================================

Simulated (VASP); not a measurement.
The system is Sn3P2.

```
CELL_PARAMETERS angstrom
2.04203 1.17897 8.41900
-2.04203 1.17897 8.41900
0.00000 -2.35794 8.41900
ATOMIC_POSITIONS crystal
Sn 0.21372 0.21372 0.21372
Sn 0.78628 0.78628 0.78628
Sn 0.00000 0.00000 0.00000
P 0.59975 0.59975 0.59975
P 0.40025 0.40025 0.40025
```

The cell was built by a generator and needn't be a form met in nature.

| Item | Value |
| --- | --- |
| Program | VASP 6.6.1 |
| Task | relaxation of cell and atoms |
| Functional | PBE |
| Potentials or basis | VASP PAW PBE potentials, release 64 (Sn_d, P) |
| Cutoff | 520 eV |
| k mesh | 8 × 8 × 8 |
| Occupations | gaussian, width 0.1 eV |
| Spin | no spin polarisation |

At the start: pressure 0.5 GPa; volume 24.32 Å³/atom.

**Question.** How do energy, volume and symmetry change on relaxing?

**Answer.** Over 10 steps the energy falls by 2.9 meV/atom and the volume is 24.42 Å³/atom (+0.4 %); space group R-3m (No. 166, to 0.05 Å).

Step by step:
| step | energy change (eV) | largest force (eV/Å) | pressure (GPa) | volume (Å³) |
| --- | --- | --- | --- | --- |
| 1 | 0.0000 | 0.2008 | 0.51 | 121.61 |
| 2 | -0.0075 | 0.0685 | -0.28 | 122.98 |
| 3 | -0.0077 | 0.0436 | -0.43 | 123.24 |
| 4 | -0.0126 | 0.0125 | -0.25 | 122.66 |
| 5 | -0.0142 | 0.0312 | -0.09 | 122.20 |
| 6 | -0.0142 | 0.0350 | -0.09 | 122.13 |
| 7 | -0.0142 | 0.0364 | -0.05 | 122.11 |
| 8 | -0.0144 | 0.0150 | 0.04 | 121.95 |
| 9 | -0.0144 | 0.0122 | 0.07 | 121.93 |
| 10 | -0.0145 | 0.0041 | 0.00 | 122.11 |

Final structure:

================================

* **EXERCISE**:
Your task is to transcribe, with no changes, only the lines of the listing above that lie between the line holding "and atoms |" and the line holding "0.00 | 122.11 |", inclusive.

* **TASK ANSWER**:
| Task | relaxation of cell and atoms |
| Functional | PBE |
| Potentials or basis | VASP PAW PBE potentials, release 64 (Sn_d, P) |
| Cutoff | 520 eV |
| k mesh | 8 × 8 × 8 |
| Occupations | gaussian, width 0.1 eV |
| Spin | no spin polarisation |

At the start: pressure 0.5 GPa; volume 24.32 Å³/atom.

**Question.** How do energy, volume and symmetry change on relaxing?

**Answer.** Over 10 steps the energy falls by 2.9 meV/atom and the volume is 24.42 Å³/atom (+0.4 %); space group R-3m (No. 166, to 0.05 Å).

Step by step:
| step | energy change (eV) | largest force (eV/Å) | pressure (GPa) | volume (Å³) |
| --- | --- | --- | --- | --- |
| 1 | 0.0000 | 0.2008 | 0.51 | 121.61 |
| 2 | -0.0075 | 0.0685 | -0.28 | 122.98 |
| 3 | -0.0077 | 0.0436 | -0.43 | 123.24 |
| 4 | -0.0126 | 0.0125 | -0.25 | 122.66 |
| 5 | -0.0142 | 0.0312 | -0.09 | 122.20 |
| 6 | -0.0142 | 0.0350 | -0.09 | 122.13 |
| 7 | -0.0142 | 0.0364 | -0.05 | 122.11 |
| 8 | -0.0144 | 0.0150 | 0.04 | 121.95 |
| 9 | -0.0144 | 0.0122 | 0.07 | 121.93 |
| 10 | -0.0145 | 0.0041 | 0.00 | 122.11 |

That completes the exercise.